● Data excerpts
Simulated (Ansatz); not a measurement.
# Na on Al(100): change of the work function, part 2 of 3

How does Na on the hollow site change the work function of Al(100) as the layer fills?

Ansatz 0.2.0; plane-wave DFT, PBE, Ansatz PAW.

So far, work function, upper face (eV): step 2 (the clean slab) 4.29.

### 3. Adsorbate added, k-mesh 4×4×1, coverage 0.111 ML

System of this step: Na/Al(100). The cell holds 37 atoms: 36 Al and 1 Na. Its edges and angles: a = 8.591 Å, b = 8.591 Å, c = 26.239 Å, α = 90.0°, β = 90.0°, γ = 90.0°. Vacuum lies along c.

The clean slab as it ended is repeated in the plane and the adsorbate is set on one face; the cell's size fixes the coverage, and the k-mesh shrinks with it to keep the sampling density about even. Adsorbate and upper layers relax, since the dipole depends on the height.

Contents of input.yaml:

● Work instruction
Copy out only the lines of the records above from the one with "Ansatz 0.2.0; plane-wave" through the one with "The clean slab as", exactly as they stand, both included.

● Answer space
Ansatz 0.2.0; plane-wave DFT, PBE, Ansatz PAW.

So far, work function, upper face (eV): step 2 (the clean slab) 4.29.

### 3. Adsorbate added, k-mesh 4×4×1, coverage 0.111 ML

System of this step: Na/Al(100). The cell holds 37 atoms: 36 Al and 1 Na. Its edges and angles: a = 8.591 Å, b = 8.591 Å, c = 26.239 Å, α = 90.0°, β = 90.0°, γ = 90.0°. Vacuum lies along c.

The clean slab as it ended is repeated in the plane and the adsorbate is set on one face; the cell's size fixes the coverage, and the k-mesh shrinks with it to keep the sampling density about even. Adsorbate and upper layers relax, since the dipole depends on the height.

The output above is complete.